WORK TASK - Copy the entries exactly, through the "Which coordinate changes from frame to frame?" line.

DATA FOR REVIEW Start Marker

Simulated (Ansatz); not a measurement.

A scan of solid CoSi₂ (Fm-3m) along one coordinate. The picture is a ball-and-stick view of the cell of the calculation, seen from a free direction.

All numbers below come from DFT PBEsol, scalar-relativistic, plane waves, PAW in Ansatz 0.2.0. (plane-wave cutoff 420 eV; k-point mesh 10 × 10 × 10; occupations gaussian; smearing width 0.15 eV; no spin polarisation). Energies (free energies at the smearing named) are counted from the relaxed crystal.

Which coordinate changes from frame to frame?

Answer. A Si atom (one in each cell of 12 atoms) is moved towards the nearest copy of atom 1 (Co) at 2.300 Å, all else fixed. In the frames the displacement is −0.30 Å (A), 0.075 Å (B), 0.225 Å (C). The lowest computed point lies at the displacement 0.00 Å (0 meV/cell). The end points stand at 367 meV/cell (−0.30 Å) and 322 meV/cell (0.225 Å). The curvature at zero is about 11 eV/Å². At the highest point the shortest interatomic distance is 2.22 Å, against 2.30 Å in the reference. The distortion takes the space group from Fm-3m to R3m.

DATA FOR REVIEW End Marker

WRITTEN ANSWER -
Simulated (Ansatz); not a measurement.

A scan of solid CoSi₂ (Fm-3m) along one coordinate. The picture is a ball-and-stick view of the cell of the calculation, seen from a free direction.

All numbers below come from DFT PBEsol, scalar-relativistic, plane waves, PAW in Ansatz 0.2.0. (plane-wave cutoff 420 eV; k-point mesh 10 × 10 × 10; occupations gaussian; smearing width 0.15 eV; no spin polarisation). Energies (free energies at the smearing named) are counted from the relaxed crystal.

Which coordinate changes from frame to frame?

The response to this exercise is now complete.